Please write out, exactly as given, every line of the entries below up to and including the line with "GaP (zinc blende)".

### Material supplied ###
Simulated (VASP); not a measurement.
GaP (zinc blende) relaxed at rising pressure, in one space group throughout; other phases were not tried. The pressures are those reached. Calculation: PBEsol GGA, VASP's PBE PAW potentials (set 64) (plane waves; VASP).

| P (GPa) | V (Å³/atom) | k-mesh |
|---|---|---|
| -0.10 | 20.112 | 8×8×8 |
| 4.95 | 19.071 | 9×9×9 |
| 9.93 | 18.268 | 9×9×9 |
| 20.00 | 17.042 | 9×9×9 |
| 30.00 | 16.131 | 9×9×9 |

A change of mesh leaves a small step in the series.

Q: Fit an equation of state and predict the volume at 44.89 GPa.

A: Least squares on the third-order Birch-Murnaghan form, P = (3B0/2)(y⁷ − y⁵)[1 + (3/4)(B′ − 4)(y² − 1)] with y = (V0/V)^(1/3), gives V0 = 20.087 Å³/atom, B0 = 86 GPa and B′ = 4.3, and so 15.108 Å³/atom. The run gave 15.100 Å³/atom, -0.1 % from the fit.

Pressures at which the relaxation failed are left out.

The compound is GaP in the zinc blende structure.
###

■ **Result**
Simulated (VASP); not a measurement.
GaP (zinc blende) relaxed at rising pressure, in one space group throughout; other phases were not tried. The pressures are those reached. Calculation: PBEsol GGA, VASP's PBE PAW potentials (set 64) (plane waves; VASP).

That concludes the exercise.